Work order — Whatever the records hold, copy it exactly and completely.

*** Source data ***
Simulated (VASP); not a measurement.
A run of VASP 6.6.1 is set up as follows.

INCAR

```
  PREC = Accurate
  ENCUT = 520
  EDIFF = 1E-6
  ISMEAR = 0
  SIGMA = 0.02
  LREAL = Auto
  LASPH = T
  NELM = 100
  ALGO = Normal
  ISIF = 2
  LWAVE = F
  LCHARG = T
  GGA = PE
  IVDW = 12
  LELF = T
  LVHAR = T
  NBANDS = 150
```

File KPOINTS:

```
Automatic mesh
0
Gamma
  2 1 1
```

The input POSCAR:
***

Response box —
Simulated (VASP); not a measurement.
A run of VASP 6.6.1 is set up as follows.

INCAR

```
  PREC = Accurate
  ENCUT = 520
  EDIFF = 1E-6
  ISMEAR = 0
  SIGMA = 0.02
  LREAL = Auto
  LASPH = T
  NELM = 100
  ALGO = Normal
  ISIF = 2
  LWAVE = F
  LCHARG = T
  GGA = PE
  IVDW = 12
  LELF = T
  LVHAR = T
  NBANDS = 150
```

File KPOINTS:

```
Automatic mesh
0
Gamma
  2 1 1
```

The input POSCAR:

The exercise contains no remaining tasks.